[[ SOURCE DATA, beginning ]]

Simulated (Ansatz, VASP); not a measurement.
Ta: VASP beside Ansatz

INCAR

[[ SOURCE DATA, end ]]

All of the material above should be repeated exactly.

■ WORKED SOLUTION:
Simulated (Ansatz, VASP); not a measurement.
Ta: VASP beside Ansatz

INCAR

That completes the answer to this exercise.